* Required action:
Retype every record exactly as it appears.

* Source data:
-- Opening Marker --

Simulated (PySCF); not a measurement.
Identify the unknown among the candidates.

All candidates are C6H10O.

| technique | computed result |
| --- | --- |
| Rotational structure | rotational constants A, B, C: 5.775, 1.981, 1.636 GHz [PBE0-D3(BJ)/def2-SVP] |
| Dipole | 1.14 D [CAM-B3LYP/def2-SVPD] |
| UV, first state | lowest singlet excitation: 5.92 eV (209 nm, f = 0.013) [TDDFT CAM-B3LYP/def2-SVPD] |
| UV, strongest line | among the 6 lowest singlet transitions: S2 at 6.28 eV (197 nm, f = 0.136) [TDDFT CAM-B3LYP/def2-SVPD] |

-- Closing Marker --

* Problem solution:
Simulated (PySCF); not a measurement.
Identify the unknown among the candidates.

All candidates are C6H10O.

| technique | computed result |
| --- | --- |
| Rotational structure | rotational constants A, B, C: 5.775, 1.981, 1.636 GHz [PBE0-D3(BJ)/def2-SVP] |
| Dipole | 1.14 D [CAM-B3LYP/def2-SVPD] |
| UV, first state | lowest singlet excitation: 5.92 eV (209 nm, f = 0.013) [TDDFT CAM-B3LYP/def2-SVPD] |
| UV, strongest line | among the 6 lowest singlet transitions: S2 at 6.28 eV (197 nm, f = 0.136) [TDDFT CAM-B3LYP/def2-SVPD] |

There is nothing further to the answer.